#### Data extract
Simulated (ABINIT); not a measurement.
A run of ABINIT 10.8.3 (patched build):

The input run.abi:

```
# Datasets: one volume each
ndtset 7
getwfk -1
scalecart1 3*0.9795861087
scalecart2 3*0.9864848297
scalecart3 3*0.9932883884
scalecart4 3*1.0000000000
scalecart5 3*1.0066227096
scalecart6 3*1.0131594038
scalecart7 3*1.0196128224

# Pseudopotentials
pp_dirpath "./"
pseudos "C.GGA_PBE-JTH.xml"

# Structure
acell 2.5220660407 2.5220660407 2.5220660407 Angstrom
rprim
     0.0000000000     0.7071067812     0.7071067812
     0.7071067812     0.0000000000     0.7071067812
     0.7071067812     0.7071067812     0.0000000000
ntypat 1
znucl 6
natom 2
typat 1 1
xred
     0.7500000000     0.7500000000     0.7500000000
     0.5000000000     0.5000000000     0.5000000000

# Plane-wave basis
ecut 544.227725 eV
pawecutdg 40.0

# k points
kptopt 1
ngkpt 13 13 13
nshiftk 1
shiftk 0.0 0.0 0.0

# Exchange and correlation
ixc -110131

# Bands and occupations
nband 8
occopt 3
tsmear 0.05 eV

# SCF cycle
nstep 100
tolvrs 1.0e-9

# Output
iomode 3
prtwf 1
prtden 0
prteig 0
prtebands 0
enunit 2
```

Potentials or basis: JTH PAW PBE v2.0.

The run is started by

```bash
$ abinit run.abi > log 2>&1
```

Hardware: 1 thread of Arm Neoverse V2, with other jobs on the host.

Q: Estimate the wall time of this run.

#### Action item
The full listing above should be returned exactly as supplied.

#### Written answer
Simulated (ABINIT); not a measurement.
A run of ABINIT 10.8.3 (patched build):

The input run.abi:

```
# Datasets: one volume each
ndtset 7
getwfk -1
scalecart1 3*0.9795861087
scalecart2 3*0.9864848297
scalecart3 3*0.9932883884
scalecart4 3*1.0000000000
scalecart5 3*1.0066227096
scalecart6 3*1.0131594038
scalecart7 3*1.0196128224

# Pseudopotentials
pp_dirpath "./"
pseudos "C.GGA_PBE-JTH.xml"

# Structure
acell 2.5220660407 2.5220660407 2.5220660407 Angstrom
rprim
     0.0000000000     0.7071067812     0.7071067812
     0.7071067812     0.0000000000     0.7071067812
     0.7071067812     0.7071067812     0.0000000000
ntypat 1
znucl 6
natom 2
typat 1 1
xred
     0.7500000000     0.7500000000     0.7500000000
     0.5000000000     0.5000000000     0.5000000000

# Plane-wave basis
ecut 544.227725 eV
pawecutdg 40.0

# k points
kptopt 1
ngkpt 13 13 13
nshiftk 1
shiftk 0.0 0.0 0.0

# Exchange and correlation
ixc -110131

# Bands and occupations
nband 8
occopt 3
tsmear 0.05 eV

# SCF cycle
nstep 100
tolvrs 1.0e-9

# Output
iomode 3
prtwf 1
prtden 0
prteig 0
prtebands 0
enunit 2
```

Potentials or basis: JTH PAW PBE v2.0.

The run is started by

```bash
$ abinit run.abi > log 2>&1
```

Hardware: 1 thread of Arm Neoverse V2, with other jobs on the host.

Q: Estimate the wall time of this run.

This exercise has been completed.